=-=-=
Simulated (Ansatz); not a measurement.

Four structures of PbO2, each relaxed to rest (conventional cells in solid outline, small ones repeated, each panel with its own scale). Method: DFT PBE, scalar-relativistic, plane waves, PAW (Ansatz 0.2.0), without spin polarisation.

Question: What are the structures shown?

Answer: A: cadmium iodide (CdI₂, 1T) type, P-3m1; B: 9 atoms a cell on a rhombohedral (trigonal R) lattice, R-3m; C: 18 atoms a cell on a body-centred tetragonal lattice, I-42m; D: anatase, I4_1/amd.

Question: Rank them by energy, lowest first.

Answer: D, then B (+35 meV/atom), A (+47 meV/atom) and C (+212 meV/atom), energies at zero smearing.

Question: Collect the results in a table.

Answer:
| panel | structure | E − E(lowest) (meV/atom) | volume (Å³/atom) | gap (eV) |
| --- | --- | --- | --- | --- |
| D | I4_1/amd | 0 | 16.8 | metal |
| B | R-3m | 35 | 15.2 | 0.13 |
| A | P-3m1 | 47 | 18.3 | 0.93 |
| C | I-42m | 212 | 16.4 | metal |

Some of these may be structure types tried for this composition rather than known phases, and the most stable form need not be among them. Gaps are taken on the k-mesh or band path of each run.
=-=-=

- Work order -
Stop after the line containing "Question: Collect the results in a table.": print exactly the lines from the start of the entries above up to it, that line included.

- Exercise result -
Simulated (Ansatz); not a measurement.

Four structures of PbO2, each relaxed to rest (conventional cells in solid outline, small ones repeated, each panel with its own scale). Method: DFT PBE, scalar-relativistic, plane waves, PAW (Ansatz 0.2.0), without spin polarisation.

Question: What are the structures shown?

Answer: A: cadmium iodide (CdI₂, 1T) type, P-3m1; B: 9 atoms a cell on a rhombohedral (trigonal R) lattice, R-3m; C: 18 atoms a cell on a body-centred tetragonal lattice, I-42m; D: anatase, I4_1/amd.

Question: Rank them by energy, lowest first.

Answer: D, then B (+35 meV/atom), A (+47 meV/atom) and C (+212 meV/atom), energies at zero smearing.

Question: Collect the results in a table.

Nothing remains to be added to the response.